Data.
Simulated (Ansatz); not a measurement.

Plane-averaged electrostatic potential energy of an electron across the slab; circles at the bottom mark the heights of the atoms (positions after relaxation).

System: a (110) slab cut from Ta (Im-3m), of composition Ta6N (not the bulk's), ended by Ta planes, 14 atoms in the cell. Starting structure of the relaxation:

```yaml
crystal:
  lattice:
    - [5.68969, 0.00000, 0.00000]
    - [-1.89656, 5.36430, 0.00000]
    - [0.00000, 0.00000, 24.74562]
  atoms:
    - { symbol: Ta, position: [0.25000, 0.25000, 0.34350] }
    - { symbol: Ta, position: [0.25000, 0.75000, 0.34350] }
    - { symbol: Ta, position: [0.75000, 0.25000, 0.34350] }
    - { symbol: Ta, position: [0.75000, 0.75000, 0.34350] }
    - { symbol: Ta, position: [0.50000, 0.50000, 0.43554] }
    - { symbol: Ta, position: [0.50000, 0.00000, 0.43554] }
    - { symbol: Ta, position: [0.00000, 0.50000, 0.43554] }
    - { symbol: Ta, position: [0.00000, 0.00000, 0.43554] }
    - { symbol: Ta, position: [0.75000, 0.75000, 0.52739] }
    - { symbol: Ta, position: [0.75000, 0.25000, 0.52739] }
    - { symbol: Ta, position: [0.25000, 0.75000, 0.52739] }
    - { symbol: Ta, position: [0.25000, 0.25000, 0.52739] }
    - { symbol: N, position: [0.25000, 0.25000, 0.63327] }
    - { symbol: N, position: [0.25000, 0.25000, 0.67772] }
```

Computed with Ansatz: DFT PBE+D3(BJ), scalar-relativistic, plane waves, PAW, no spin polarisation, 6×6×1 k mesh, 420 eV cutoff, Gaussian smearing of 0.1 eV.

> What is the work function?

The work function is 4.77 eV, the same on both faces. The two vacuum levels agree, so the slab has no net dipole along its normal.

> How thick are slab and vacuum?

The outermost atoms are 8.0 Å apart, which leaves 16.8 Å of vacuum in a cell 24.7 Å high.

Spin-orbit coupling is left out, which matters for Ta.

Task item. Transcribe the lines from the first line of the records through the line that contains "The outermost atoms", both included, and add nothing else.

Result.
Simulated (Ansatz); not a measurement.

Plane-averaged electrostatic potential energy of an electron across the slab; circles at the bottom mark the heights of the atoms (positions after relaxation).

System: a (110) slab cut from Ta (Im-3m), of composition Ta6N (not the bulk's), ended by Ta planes, 14 atoms in the cell. Starting structure of the relaxation:

```yaml
crystal:
  lattice:
    - [5.68969, 0.00000, 0.00000]
    - [-1.89656, 5.36430, 0.00000]
    - [0.00000, 0.00000, 24.74562]
  atoms:
    - { symbol: Ta, position: [0.25000, 0.25000, 0.34350] }
    - { symbol: Ta, position: [0.25000, 0.75000, 0.34350] }
    - { symbol: Ta, position: [0.75000, 0.25000, 0.34350] }
    - { symbol: Ta, position: [0.75000, 0.75000, 0.34350] }
    - { symbol: Ta, position: [0.50000, 0.50000, 0.43554] }
    - { symbol: Ta, position: [0.50000, 0.00000, 0.43554] }
    - { symbol: Ta, position: [0.00000, 0.50000, 0.43554] }
    - { symbol: Ta, position: [0.00000, 0.00000, 0.43554] }
    - { symbol: Ta, position: [0.75000, 0.75000, 0.52739] }
    - { symbol: Ta, position: [0.75000, 0.25000, 0.52739] }
    - { symbol: Ta, position: [0.25000, 0.75000, 0.52739] }
    - { symbol: Ta, position: [0.25000, 0.25000, 0.52739] }
    - { symbol: N, position: [0.25000, 0.25000, 0.63327] }
    - { symbol: N, position: [0.25000, 0.25000, 0.67772] }
```

Computed with Ansatz: DFT PBE+D3(BJ), scalar-relativistic, plane waves, PAW, no spin polarisation, 6×6×1 k mesh, 420 eV cutoff, Gaussian smearing of 0.1 eV.

> What is the work function?

The work function is 4.77 eV, the same on both faces. The two vacuum levels agree, so the slab has no net dipole along its normal.

> How thick are slab and vacuum?

The outermost atoms are 8.0 Å apart, which leaves 16.8 Å of vacuum in a cell 24.7 Å high.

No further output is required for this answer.